■ **Exercise**
From the top of the entries below through the line containing "### Question", return every line exactly as written, please, and stop there.

■ **Data excerpts**
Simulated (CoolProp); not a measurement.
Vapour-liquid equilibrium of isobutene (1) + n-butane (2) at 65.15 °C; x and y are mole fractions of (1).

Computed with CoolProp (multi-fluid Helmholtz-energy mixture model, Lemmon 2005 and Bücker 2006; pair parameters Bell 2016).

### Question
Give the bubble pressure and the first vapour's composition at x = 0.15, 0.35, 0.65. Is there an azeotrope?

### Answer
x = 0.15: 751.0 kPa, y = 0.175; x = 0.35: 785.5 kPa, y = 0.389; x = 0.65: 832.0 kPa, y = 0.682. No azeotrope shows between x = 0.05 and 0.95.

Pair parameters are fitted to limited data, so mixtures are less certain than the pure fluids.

■ **Task result**
Simulated (CoolProp); not a measurement.
Vapour-liquid equilibrium of isobutene (1) + n-butane (2) at 65.15 °C; x and y are mole fractions of (1).

Computed with CoolProp (multi-fluid Helmholtz-energy mixture model, Lemmon 2005 and Bücker 2006; pair parameters Bell 2016).

### Question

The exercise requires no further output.